↓

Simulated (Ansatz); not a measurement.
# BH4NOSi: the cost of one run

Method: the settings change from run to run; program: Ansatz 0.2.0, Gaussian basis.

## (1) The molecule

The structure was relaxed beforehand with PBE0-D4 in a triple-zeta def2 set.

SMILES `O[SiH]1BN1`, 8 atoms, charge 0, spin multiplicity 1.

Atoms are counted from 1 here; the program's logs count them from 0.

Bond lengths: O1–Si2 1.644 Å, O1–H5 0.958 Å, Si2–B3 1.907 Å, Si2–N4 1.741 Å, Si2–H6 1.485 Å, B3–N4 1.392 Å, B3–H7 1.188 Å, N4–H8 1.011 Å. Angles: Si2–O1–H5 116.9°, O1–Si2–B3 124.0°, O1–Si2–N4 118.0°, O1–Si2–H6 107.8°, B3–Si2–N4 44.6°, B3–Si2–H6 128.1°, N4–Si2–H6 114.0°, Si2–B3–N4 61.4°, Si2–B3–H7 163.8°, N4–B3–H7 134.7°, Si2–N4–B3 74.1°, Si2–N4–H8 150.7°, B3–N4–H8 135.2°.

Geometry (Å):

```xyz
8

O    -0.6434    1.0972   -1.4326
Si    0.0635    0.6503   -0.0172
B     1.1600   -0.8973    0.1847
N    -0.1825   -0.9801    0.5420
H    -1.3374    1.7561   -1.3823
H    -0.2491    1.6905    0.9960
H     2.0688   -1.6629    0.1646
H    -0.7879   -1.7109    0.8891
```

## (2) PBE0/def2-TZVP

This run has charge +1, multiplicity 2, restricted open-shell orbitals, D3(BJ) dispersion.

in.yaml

↑

- **Work order**: Set down the lines above as they stand, starting with the first line and ending with the line that contains "This run has".

- **Written response**:
Simulated (Ansatz); not a measurement.
# BH4NOSi: the cost of one run

Method: the settings change from run to run; program: Ansatz 0.2.0, Gaussian basis.

## (1) The molecule

The structure was relaxed beforehand with PBE0-D4 in a triple-zeta def2 set.

SMILES `O[SiH]1BN1`, 8 atoms, charge 0, spin multiplicity 1.

Atoms are counted from 1 here; the program's logs count them from 0.

Bond lengths: O1–Si2 1.644 Å, O1–H5 0.958 Å, Si2–B3 1.907 Å, Si2–N4 1.741 Å, Si2–H6 1.485 Å, B3–N4 1.392 Å, B3–H7 1.188 Å, N4–H8 1.011 Å. Angles: Si2–O1–H5 116.9°, O1–Si2–B3 124.0°, O1–Si2–N4 118.0°, O1–Si2–H6 107.8°, B3–Si2–N4 44.6°, B3–Si2–H6 128.1°, N4–Si2–H6 114.0°, Si2–B3–N4 61.4°, Si2–B3–H7 163.8°, N4–B3–H7 134.7°, Si2–N4–B3 74.1°, Si2–N4–H8 150.7°, B3–N4–H8 135.2°.

Geometry (Å):

```xyz
8

O    -0.6434    1.0972   -1.4326
Si    0.0635    0.6503   -0.0172
B     1.1600   -0.8973    0.1847
N    -0.1825   -0.9801    0.5420
H    -1.3374    1.7561   -1.3823
H    -0.2491    1.6905    0.9960
H     2.0688   -1.6629    0.1646
H    -0.7879   -1.7109    0.8891
```

## (2) PBE0/def2-TZVP

This run has charge +1, multiplicity 2, restricted open-shell orbitals, D3(BJ) dispersion.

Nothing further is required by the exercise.